Would you set down the complete data below, exactly as shown?

Information Start Marker

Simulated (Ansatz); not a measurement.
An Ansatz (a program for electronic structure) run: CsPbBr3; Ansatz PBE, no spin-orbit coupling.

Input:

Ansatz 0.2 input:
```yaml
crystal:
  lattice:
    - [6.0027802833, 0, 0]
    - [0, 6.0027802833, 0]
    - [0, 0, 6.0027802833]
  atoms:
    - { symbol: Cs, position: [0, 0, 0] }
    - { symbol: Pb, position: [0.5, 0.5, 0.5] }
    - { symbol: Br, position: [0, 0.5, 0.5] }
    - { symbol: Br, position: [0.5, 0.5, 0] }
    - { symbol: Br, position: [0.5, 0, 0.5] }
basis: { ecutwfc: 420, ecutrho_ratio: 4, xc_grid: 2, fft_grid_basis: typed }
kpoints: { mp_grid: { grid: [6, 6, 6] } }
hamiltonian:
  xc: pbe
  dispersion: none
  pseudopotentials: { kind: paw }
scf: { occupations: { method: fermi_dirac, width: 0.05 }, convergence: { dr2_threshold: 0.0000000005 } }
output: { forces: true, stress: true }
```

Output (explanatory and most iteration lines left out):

Information End Marker

**Written response**
Simulated (Ansatz); not a measurement.
An Ansatz (a program for electronic structure) run: CsPbBr3; Ansatz PBE, no spin-orbit coupling.

Input:

Ansatz 0.2 input:
```yaml
crystal:
  lattice:
    - [6.0027802833, 0, 0]
    - [0, 6.0027802833, 0]
    - [0, 0, 6.0027802833]
  atoms:
    - { symbol: Cs, position: [0, 0, 0] }
    - { symbol: Pb, position: [0.5, 0.5, 0.5] }
    - { symbol: Br, position: [0, 0.5, 0.5] }
    - { symbol: Br, position: [0.5, 0.5, 0] }
    - { symbol: Br, position: [0.5, 0, 0.5] }
basis: { ecutwfc: 420, ecutrho_ratio: 4, xc_grid: 2, fft_grid_basis: typed }
kpoints: { mp_grid: { grid: [6, 6, 6] } }
hamiltonian:
  xc: pbe
  dispersion: none
  pseudopotentials: { kind: paw }
scf: { occupations: { method: fermi_dirac, width: 0.05 }, convergence: { dr2_threshold: 0.0000000005 } }
output: { forces: true, stress: true }
```

Output (explanatory and most iteration lines left out):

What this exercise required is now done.